**Dataset entries**:
* * * * * * *
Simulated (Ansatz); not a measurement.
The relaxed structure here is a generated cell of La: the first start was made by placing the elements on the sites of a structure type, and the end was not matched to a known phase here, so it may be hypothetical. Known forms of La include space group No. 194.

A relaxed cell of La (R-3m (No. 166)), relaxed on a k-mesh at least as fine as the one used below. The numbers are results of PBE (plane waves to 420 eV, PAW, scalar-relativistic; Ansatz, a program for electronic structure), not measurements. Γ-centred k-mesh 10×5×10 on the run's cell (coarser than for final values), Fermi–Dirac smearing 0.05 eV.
* * * * * * *

**Assigned task**: Copy out every record above once more, precisely as written.

**Written response**:
Simulated (Ansatz); not a measurement.
The relaxed structure here is a generated cell of La: the first start was made by placing the elements on the sites of a structure type, and the end was not matched to a known phase here, so it may be hypothetical. Known forms of La include space group No. 194.

A relaxed cell of La (R-3m (No. 166)), relaxed on a k-mesh at least as fine as the one used below. The numbers are results of PBE (plane waves to 420 eV, PAW, scalar-relativistic; Ansatz, a program for electronic structure), not measurements. Γ-centred k-mesh 10×5×10 on the run's cell (coarser than for final values), Fermi–Dirac smearing 0.05 eV.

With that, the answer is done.